REQUIRED ACTION | Your task is to transcribe the entries exactly.

========================================
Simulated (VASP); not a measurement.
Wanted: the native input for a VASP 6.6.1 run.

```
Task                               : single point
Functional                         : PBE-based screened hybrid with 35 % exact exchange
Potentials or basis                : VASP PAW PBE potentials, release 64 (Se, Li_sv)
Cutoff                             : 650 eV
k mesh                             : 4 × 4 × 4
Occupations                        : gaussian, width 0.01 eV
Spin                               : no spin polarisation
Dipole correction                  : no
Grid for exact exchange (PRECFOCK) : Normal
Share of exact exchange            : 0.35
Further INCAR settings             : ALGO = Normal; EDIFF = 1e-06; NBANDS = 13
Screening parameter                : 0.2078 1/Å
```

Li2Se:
========================================

EXERCISE RESULT |
Simulated (VASP); not a measurement.
Wanted: the native input for a VASP 6.6.1 run.

```
Task                               : single point
Functional                         : PBE-based screened hybrid with 35 % exact exchange
Potentials or basis                : VASP PAW PBE potentials, release 64 (Se, Li_sv)
Cutoff                             : 650 eV
k mesh                             : 4 × 4 × 4
Occupations                        : gaussian, width 0.01 eV
Spin                               : no spin polarisation
Dipole correction                  : no
Grid for exact exchange (PRECFOCK) : Normal
Share of exact exchange            : 0.35
Further INCAR settings             : ALGO = Normal; EDIFF = 1e-06; NBANDS = 13
Screening parameter                : 0.2078 1/Å
```

Li2Se:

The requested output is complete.